_Requirement:_ Retype all of the data exactly as given.

_Excerpted data:_
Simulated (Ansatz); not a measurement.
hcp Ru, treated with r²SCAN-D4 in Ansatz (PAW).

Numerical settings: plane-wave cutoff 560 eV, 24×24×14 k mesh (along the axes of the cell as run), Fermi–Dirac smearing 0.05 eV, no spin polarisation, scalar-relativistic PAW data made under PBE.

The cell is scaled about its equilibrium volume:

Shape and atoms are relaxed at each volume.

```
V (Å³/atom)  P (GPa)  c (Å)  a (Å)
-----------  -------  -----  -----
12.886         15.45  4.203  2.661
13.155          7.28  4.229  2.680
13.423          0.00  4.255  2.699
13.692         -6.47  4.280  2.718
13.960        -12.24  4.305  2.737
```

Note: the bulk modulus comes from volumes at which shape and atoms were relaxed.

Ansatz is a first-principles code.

_Exercise output:_
Simulated (Ansatz); not a measurement.
hcp Ru, treated with r²SCAN-D4 in Ansatz (PAW).

Numerical settings: plane-wave cutoff 560 eV, 24×24×14 k mesh (along the axes of the cell as run), Fermi–Dirac smearing 0.05 eV, no spin polarisation, scalar-relativistic PAW data made under PBE.

The cell is scaled about its equilibrium volume:

Shape and atoms are relaxed at each volume.

```
V (Å³/atom)  P (GPa)  c (Å)  a (Å)
-----------  -------  -----  -----
12.886         15.45  4.203  2.661
13.155          7.28  4.229  2.680
13.423          0.00  4.255  2.699
13.692         -6.47  4.280  2.718
13.960        -12.24  4.305  2.737
```

Note: the bulk modulus comes from volumes at which shape and atoms were relaxed.

Ansatz is a first-principles code.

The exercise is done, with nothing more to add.